● ● ● ● ●
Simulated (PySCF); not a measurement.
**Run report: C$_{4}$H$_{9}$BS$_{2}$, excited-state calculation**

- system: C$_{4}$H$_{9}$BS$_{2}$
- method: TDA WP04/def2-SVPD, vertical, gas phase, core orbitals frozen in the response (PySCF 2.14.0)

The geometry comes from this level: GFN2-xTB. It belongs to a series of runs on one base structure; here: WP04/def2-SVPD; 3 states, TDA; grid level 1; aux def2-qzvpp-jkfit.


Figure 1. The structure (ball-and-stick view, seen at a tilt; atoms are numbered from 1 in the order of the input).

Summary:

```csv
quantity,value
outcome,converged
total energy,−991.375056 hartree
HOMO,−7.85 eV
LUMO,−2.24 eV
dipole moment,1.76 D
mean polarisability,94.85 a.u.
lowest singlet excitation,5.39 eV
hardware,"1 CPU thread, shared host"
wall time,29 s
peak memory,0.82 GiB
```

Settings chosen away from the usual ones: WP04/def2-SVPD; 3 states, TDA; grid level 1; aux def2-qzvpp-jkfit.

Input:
● ● ● ● ●

_REQUIREMENT:_ Your response should be an exact copy of all the records.

_YOUR SOLUTION:_
Simulated (PySCF); not a measurement.
**Run report: C$_{4}$H$_{9}$BS$_{2}$, excited-state calculation**

- system: C$_{4}$H$_{9}$BS$_{2}$
- method: TDA WP04/def2-SVPD, vertical, gas phase, core orbitals frozen in the response (PySCF 2.14.0)

The geometry comes from this level: GFN2-xTB. It belongs to a series of runs on one base structure; here: WP04/def2-SVPD; 3 states, TDA; grid level 1; aux def2-qzvpp-jkfit.


Figure 1. The structure (ball-and-stick view, seen at a tilt; atoms are numbered from 1 in the order of the input).

Summary:

```csv
quantity,value
outcome,converged
total energy,−991.375056 hartree
HOMO,−7.85 eV
LUMO,−2.24 eV
dipole moment,1.76 D
mean polarisability,94.85 a.u.
lowest singlet excitation,5.39 eV
hardware,"1 CPU thread, shared host"
wall time,29 s
peak memory,0.82 GiB
```

Settings chosen away from the usual ones: WP04/def2-SVPD; 3 states, TDA; grid level 1; aux def2-qzvpp-jkfit.

Input:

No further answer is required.